Work order ->
Each entry is to be transcribed exactly, with nothing added or dropped.

Provided material ->
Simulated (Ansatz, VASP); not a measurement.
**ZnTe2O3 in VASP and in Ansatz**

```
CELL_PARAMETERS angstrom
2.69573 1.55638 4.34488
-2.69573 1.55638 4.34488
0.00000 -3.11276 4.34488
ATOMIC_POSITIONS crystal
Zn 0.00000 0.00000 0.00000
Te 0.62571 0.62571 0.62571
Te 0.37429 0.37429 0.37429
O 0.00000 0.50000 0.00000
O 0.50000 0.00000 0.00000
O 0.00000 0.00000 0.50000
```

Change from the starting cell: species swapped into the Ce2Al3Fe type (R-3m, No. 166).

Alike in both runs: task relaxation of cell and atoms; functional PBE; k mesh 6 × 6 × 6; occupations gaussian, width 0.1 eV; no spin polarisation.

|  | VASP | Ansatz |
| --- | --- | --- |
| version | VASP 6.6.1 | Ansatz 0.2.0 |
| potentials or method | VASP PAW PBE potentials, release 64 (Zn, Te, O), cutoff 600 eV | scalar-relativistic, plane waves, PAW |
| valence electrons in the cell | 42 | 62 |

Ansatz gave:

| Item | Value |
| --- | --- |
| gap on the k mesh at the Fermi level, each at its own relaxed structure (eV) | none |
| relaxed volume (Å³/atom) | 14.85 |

Problem solution ->
Simulated (Ansatz, VASP); not a measurement.
**ZnTe2O3 in VASP and in Ansatz**

```
CELL_PARAMETERS angstrom
2.69573 1.55638 4.34488
-2.69573 1.55638 4.34488
0.00000 -3.11276 4.34488
ATOMIC_POSITIONS crystal
Zn 0.00000 0.00000 0.00000
Te 0.62571 0.62571 0.62571
Te 0.37429 0.37429 0.37429
O 0.00000 0.50000 0.00000
O 0.50000 0.00000 0.00000
O 0.00000 0.00000 0.50000
```

Change from the starting cell: species swapped into the Ce2Al3Fe type (R-3m, No. 166).

Alike in both runs: task relaxation of cell and atoms; functional PBE; k mesh 6 × 6 × 6; occupations gaussian, width 0.1 eV; no spin polarisation.

|  | VASP | Ansatz |
| --- | --- | --- |
| version | VASP 6.6.1 | Ansatz 0.2.0 |
| potentials or method | VASP PAW PBE potentials, release 64 (Zn, Te, O), cutoff 600 eV | scalar-relativistic, plane waves, PAW |
| valence electrons in the cell | 42 | 62 |

Ansatz gave:

| Item | Value |
| --- | --- |
| gap on the k mesh at the Fermi level, each at its own relaxed structure (eV) | none |
| relaxed volume (Å³/atom) | 14.85 |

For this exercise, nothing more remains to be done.